Task item>
Copy each line of the records below, from the first through the one that contains "Caveats: spin-orbit coupling", exactly as written.

Supplied information>
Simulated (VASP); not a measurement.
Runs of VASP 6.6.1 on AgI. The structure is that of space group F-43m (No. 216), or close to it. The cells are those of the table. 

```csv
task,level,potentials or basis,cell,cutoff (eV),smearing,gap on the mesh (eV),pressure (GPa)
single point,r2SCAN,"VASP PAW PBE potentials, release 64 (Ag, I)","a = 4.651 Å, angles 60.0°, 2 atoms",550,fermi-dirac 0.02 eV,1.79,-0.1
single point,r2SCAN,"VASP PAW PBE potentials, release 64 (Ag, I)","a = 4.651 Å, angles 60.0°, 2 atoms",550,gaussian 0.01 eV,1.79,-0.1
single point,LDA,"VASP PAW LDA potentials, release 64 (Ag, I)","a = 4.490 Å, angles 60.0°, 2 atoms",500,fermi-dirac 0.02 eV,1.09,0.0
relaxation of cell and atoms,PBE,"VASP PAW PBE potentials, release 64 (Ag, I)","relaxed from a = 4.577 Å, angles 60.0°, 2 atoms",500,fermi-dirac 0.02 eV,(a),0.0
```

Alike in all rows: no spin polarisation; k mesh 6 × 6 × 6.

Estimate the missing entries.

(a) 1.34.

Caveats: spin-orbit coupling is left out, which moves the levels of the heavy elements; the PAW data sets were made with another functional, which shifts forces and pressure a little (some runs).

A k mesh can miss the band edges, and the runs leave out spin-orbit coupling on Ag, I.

Your solution>
Simulated (VASP); not a measurement.
Runs of VASP 6.6.1 on AgI. The structure is that of space group F-43m (No. 216), or close to it. The cells are those of the table. 

```csv
task,level,potentials or basis,cell,cutoff (eV),smearing,gap on the mesh (eV),pressure (GPa)
single point,r2SCAN,"VASP PAW PBE potentials, release 64 (Ag, I)","a = 4.651 Å, angles 60.0°, 2 atoms",550,fermi-dirac 0.02 eV,1.79,-0.1
single point,r2SCAN,"VASP PAW PBE potentials, release 64 (Ag, I)","a = 4.651 Å, angles 60.0°, 2 atoms",550,gaussian 0.01 eV,1.79,-0.1
single point,LDA,"VASP PAW LDA potentials, release 64 (Ag, I)","a = 4.490 Å, angles 60.0°, 2 atoms",500,fermi-dirac 0.02 eV,1.09,0.0
relaxation of cell and atoms,PBE,"VASP PAW PBE potentials, release 64 (Ag, I)","relaxed from a = 4.577 Å, angles 60.0°, 2 atoms",500,fermi-dirac 0.02 eV,(a),0.0
```

Alike in all rows: no spin polarisation; k mesh 6 × 6 × 6.

Estimate the missing entries.

(a) 1.34.

Caveats: spin-orbit coupling is left out, which moves the levels of the heavy elements; the PAW data sets were made with another functional, which shifts forces and pressure a little (some runs).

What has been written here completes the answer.